Extracted records
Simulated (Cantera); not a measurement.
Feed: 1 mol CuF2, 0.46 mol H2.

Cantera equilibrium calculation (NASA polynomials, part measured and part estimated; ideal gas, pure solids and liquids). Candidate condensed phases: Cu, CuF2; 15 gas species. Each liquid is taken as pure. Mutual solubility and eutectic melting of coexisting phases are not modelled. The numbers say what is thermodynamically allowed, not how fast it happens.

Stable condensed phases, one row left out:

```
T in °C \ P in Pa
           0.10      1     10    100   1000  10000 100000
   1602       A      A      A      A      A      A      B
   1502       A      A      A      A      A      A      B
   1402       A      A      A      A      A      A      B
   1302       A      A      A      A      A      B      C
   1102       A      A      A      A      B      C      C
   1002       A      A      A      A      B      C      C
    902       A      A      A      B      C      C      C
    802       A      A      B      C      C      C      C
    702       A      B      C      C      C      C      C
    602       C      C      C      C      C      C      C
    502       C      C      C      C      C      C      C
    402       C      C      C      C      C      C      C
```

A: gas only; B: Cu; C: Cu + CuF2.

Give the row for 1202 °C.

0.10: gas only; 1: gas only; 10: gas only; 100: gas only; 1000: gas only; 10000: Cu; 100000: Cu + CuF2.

Work instruction
Go to the line in the material above that contains "Feed: 1 mol CuF2, 0.46 mol H2." and copy exactly from there through the line that contains "Give the row for 1202 °C.", stopping after it.

Task answer
Feed: 1 mol CuF2, 0.46 mol H2.

Cantera equilibrium calculation (NASA polynomials, part measured and part estimated; ideal gas, pure solids and liquids). Candidate condensed phases: Cu, CuF2; 15 gas species. Each liquid is taken as pure. Mutual solubility and eutectic melting of coexisting phases are not modelled. The numbers say what is thermodynamically allowed, not how fast it happens.

Stable condensed phases, one row left out:

```
T in °C \ P in Pa
           0.10      1     10    100   1000  10000 100000
   1602       A      A      A      A      A      A      B
   1502       A      A      A      A      A      A      B
   1402       A      A      A      A      A      A      B
   1302       A      A      A      A      A      B      C
   1102       A      A      A      A      B      C      C
   1002       A      A      A      A      B      C      C
    902       A      A      A      B      C      C      C
    802       A      A      B      C      C      C      C
    702       A      B      C      C      C      C      C
    602       C      C      C      C      C      C      C
    502       C      C      C      C      C      C      C
    402       C      C      C      C      C      C      C
```

A: gas only; B: Cu; C: Cu + CuF2.

Give the row for 1202 °C.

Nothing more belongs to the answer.